GIVEN RECORDS
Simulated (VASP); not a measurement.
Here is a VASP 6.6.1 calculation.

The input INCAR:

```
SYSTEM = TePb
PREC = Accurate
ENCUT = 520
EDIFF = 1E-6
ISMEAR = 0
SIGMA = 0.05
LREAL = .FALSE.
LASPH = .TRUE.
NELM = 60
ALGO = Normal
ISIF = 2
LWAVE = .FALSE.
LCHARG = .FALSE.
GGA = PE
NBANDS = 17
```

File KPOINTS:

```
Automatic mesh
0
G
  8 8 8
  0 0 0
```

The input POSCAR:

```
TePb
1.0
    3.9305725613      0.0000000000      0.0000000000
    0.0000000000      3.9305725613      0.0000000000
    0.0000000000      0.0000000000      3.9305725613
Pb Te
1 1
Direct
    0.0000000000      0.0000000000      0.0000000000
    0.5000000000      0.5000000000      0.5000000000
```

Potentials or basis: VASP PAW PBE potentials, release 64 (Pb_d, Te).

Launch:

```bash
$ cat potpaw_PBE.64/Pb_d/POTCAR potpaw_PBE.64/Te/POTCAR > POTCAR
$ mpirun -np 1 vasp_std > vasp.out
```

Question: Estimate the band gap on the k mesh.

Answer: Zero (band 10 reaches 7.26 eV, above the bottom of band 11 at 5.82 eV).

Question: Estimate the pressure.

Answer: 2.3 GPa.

WORK ITEM
Begin with the first line of the records and reproduce each line as is, ending with the line that holds "Question: Estimate the pressure.".

WRITTEN SOLUTION
Simulated (VASP); not a measurement.
Here is a VASP 6.6.1 calculation.

The input INCAR:

```
SYSTEM = TePb
PREC = Accurate
ENCUT = 520
EDIFF = 1E-6
ISMEAR = 0
SIGMA = 0.05
LREAL = .FALSE.
LASPH = .TRUE.
NELM = 60
ALGO = Normal
ISIF = 2
LWAVE = .FALSE.
LCHARG = .FALSE.
GGA = PE
NBANDS = 17
```

File KPOINTS:

```
Automatic mesh
0
G
  8 8 8
  0 0 0
```

The input POSCAR:

```
TePb
1.0
    3.9305725613      0.0000000000      0.0000000000
    0.0000000000      3.9305725613      0.0000000000
    0.0000000000      0.0000000000      3.9305725613
Pb Te
1 1
Direct
    0.0000000000      0.0000000000      0.0000000000
    0.5000000000      0.5000000000      0.5000000000
```

Potentials or basis: VASP PAW PBE potentials, release 64 (Pb_d, Te).

Launch:

```bash
$ cat potpaw_PBE.64/Pb_d/POTCAR potpaw_PBE.64/Te/POTCAR > POTCAR
$ mpirun -np 1 vasp_std > vasp.out
```

Question: Estimate the band gap on the k mesh.

Answer: Zero (band 10 reaches 7.26 eV, above the bottom of band 11 at 5.82 eV).

Question: Estimate the pressure.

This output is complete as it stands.